==*==
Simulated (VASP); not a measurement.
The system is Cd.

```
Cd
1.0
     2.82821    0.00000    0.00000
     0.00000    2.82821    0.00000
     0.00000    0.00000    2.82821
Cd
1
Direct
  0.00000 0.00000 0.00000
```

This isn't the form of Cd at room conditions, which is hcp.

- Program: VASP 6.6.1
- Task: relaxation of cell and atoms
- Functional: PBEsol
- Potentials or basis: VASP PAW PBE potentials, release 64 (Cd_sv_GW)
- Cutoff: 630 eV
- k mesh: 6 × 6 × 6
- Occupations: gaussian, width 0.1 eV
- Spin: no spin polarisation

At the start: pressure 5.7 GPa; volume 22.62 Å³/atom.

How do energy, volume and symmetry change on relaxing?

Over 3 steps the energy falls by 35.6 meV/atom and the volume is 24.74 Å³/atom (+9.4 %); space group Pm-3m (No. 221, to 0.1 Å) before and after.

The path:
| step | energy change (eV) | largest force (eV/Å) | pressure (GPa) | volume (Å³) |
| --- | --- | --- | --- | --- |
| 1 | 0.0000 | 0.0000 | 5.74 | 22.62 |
==*==

Action item: What is needed is an exact repetition of all the entries above.

Response box:
Simulated (VASP); not a measurement.
The system is Cd.

```
Cd
1.0
     2.82821    0.00000    0.00000
     0.00000    2.82821    0.00000
     0.00000    0.00000    2.82821
Cd
1
Direct
  0.00000 0.00000 0.00000
```

This isn't the form of Cd at room conditions, which is hcp.

- Program: VASP 6.6.1
- Task: relaxation of cell and atoms
- Functional: PBEsol
- Potentials or basis: VASP PAW PBE potentials, release 64 (Cd_sv_GW)
- Cutoff: 630 eV
- k mesh: 6 × 6 × 6
- Occupations: gaussian, width 0.1 eV
- Spin: no spin polarisation

At the start: pressure 5.7 GPa; volume 22.62 Å³/atom.

How do energy, volume and symmetry change on relaxing?

Over 3 steps the energy falls by 35.6 meV/atom and the volume is 24.74 Å³/atom (+9.4 %); space group Pm-3m (No. 221, to 0.1 Å) before and after.

The path:
| step | energy change (eV) | largest force (eV/Å) | pressure (GPa) | volume (Å³) |
| --- | --- | --- | --- | --- |
| 1 | 0.0000 | 0.0000 | 5.74 | 22.62 |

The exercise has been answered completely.